## Brief
In the data below, one line contains "# KMgF3: structure" and a later one contains "VASP 6.6.1; MS2;". Print both, with every line between them, exactly and alone.

** Data under study follows **

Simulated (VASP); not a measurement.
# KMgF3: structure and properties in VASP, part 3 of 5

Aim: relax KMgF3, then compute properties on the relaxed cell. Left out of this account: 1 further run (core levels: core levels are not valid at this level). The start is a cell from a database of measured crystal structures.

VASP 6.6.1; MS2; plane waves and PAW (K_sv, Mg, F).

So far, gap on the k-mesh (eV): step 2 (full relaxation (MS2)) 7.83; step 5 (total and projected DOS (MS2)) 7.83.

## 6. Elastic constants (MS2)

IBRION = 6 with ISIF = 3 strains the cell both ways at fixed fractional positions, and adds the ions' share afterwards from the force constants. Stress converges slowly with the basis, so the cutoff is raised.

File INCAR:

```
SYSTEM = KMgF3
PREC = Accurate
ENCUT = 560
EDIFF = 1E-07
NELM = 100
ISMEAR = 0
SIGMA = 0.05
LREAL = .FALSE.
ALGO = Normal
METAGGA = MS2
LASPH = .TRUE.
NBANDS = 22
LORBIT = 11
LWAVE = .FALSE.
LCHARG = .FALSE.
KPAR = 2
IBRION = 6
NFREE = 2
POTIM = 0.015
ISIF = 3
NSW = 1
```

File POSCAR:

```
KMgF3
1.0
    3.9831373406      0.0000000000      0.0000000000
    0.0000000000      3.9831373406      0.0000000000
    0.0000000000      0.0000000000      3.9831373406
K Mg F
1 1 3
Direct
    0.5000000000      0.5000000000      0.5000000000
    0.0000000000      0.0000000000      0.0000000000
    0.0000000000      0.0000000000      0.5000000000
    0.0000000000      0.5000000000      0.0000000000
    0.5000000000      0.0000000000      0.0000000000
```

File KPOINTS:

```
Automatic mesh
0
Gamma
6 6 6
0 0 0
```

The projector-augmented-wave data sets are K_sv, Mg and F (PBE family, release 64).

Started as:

** End of Data under study **

## Task answer
# KMgF3: structure and properties in VASP, part 3 of 5

Aim: relax KMgF3, then compute properties on the relaxed cell. Left out of this account: 1 further run (core levels: core levels are not valid at this level). The start is a cell from a database of measured crystal structures.

VASP 6.6.1; MS2; plane waves and PAW (K_sv, Mg, F).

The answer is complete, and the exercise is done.